▶ WORK ORDER:
Give every entry again, exactly.

- - - - -

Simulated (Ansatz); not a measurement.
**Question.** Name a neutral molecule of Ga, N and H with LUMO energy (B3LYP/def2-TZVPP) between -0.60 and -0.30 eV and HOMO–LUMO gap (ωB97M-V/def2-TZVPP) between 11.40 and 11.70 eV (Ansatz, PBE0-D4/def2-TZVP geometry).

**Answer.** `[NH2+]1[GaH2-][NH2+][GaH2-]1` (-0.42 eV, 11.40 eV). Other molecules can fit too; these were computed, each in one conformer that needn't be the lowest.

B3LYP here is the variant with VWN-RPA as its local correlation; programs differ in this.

- - - - -

▶ RESPONSE:
Simulated (Ansatz); not a measurement.
**Question.** Name a neutral molecule of Ga, N and H with LUMO energy (B3LYP/def2-TZVPP) between -0.60 and -0.30 eV and HOMO–LUMO gap (ωB97M-V/def2-TZVPP) between 11.40 and 11.70 eV (Ansatz, PBE0-D4/def2-TZVP geometry).

**Answer.** `[NH2+]1[GaH2-][NH2+][GaH2-]1` (-0.42 eV, 11.40 eV). Other molecules can fit too; these were computed, each in one conformer that needn't be the lowest.

B3LYP here is the variant with VWN-RPA as its local correlation; programs differ in this.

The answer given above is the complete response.